## Dataset records
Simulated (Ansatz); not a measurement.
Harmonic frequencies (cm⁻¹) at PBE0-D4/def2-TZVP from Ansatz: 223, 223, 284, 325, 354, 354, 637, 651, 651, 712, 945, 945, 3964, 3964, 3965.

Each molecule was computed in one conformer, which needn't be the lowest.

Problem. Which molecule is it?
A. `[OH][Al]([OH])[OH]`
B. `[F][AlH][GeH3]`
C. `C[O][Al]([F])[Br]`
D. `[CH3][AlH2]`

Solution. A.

## Brief
Write out every entry exactly as it appears.

## Task answer
Simulated (Ansatz); not a measurement.
Harmonic frequencies (cm⁻¹) at PBE0-D4/def2-TZVP from Ansatz: 223, 223, 284, 325, 354, 354, 637, 651, 651, 712, 945, 945, 3964, 3964, 3965.

Each molecule was computed in one conformer, which needn't be the lowest.

Problem. Which molecule is it?
A. `[OH][Al]([OH])[OH]`
B. `[F][AlH][GeH3]`
C. `C[O][Al]([F])[Br]`
D. `[CH3][AlH2]`

Solution. A.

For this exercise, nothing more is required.